* [Activity]:
Stop after the line containing "B. P2_1/m, 12": print each line exactly from the first line of the listing up to that point.

·····

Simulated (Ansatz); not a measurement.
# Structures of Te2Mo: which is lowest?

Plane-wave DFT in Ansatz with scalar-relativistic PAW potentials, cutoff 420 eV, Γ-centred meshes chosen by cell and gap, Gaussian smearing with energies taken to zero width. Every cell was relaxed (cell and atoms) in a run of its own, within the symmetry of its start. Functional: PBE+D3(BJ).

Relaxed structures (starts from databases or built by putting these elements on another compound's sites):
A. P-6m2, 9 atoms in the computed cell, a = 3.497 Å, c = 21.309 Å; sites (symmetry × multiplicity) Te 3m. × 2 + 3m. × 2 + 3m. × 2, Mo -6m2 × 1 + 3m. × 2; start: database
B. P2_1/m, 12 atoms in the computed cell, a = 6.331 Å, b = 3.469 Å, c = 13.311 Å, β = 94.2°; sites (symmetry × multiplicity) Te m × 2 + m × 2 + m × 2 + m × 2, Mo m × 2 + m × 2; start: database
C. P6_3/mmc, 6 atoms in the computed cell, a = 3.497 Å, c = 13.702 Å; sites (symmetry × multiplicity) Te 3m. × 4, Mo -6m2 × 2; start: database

·····

* [Answer box]:
Simulated (Ansatz); not a measurement.
# Structures of Te2Mo: which is lowest?

Plane-wave DFT in Ansatz with scalar-relativistic PAW potentials, cutoff 420 eV, Γ-centred meshes chosen by cell and gap, Gaussian smearing with energies taken to zero width. Every cell was relaxed (cell and atoms) in a run of its own, within the symmetry of its start. Functional: PBE+D3(BJ).

Relaxed structures (starts from databases or built by putting these elements on another compound's sites):
A. P-6m2, 9 atoms in the computed cell, a = 3.497 Å, c = 21.309 Å; sites (symmetry × multiplicity) Te 3m. × 2 + 3m. × 2 + 3m. × 2, Mo -6m2 × 1 + 3m. × 2; start: database
B. P2_1/m, 12 atoms in the computed cell, a = 6.331 Å, b = 3.469 Å, c = 13.311 Å, β = 94.2°; sites (symmetry × multiplicity) Te m × 2 + m × 2 + m × 2 + m × 2, Mo m × 2 + m × 2; start: database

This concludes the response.